Extracted data:
========
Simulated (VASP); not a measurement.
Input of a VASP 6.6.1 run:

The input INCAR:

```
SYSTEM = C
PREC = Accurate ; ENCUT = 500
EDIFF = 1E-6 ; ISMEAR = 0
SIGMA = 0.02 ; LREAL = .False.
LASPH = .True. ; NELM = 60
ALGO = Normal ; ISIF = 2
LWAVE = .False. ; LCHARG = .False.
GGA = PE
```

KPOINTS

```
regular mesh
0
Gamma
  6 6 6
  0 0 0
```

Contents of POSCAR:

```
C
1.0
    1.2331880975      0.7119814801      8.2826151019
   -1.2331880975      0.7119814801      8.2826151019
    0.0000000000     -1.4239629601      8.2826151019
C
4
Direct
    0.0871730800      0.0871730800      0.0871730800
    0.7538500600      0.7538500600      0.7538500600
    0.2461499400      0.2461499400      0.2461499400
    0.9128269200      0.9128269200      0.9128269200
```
========

Assigned task: Would you please transcribe each line of the material exactly?

Task result:
Simulated (VASP); not a measurement.
Input of a VASP 6.6.1 run:

The input INCAR:

```
SYSTEM = C
PREC = Accurate ; ENCUT = 500
EDIFF = 1E-6 ; ISMEAR = 0
SIGMA = 0.02 ; LREAL = .False.
LASPH = .True. ; NELM = 60
ALGO = Normal ; ISIF = 2
LWAVE = .False. ; LCHARG = .False.
GGA = PE
```

KPOINTS

```
regular mesh
0
Gamma
  6 6 6
  0 0 0
```

Contents of POSCAR:

```
C
1.0
    1.2331880975      0.7119814801      8.2826151019
   -1.2331880975      0.7119814801      8.2826151019
    0.0000000000     -1.4239629601      8.2826151019
C
4
Direct
    0.0871730800      0.0871730800      0.0871730800
    0.7538500600      0.7538500600      0.7538500600
    0.2461499400      0.2461499400      0.2461499400
    0.9128269200      0.9128269200      0.9128269200
```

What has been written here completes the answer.